— Task item —
Print the records below word for word, beginning with the first line and ending once the line containing "Ansatz 0.2.0 |" is printed.

— Provided material —
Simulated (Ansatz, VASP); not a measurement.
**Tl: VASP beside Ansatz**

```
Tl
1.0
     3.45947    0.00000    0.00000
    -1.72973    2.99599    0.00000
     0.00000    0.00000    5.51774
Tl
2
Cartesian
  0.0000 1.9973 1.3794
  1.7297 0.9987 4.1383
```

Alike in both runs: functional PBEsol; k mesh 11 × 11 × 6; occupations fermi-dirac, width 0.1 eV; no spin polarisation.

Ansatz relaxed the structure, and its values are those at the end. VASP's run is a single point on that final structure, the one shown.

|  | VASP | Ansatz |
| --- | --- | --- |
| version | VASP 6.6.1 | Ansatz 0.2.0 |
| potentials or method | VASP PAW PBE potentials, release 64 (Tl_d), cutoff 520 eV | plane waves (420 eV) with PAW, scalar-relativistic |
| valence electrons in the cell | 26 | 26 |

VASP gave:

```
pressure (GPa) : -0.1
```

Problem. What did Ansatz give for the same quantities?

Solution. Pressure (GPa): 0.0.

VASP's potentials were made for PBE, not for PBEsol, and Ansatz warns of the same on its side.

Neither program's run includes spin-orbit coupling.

— Answer box —
Simulated (Ansatz, VASP); not a measurement.
**Tl: VASP beside Ansatz**

```
Tl
1.0
     3.45947    0.00000    0.00000
    -1.72973    2.99599    0.00000
     0.00000    0.00000    5.51774
Tl
2
Cartesian
  0.0000 1.9973 1.3794
  1.7297 0.9987 4.1383
```

Alike in both runs: functional PBEsol; k mesh 11 × 11 × 6; occupations fermi-dirac, width 0.1 eV; no spin polarisation.

Ansatz relaxed the structure, and its values are those at the end. VASP's run is a single point on that final structure, the one shown.

|  | VASP | Ansatz |
| --- | --- | --- |
| version | VASP 6.6.1 | Ansatz 0.2.0 |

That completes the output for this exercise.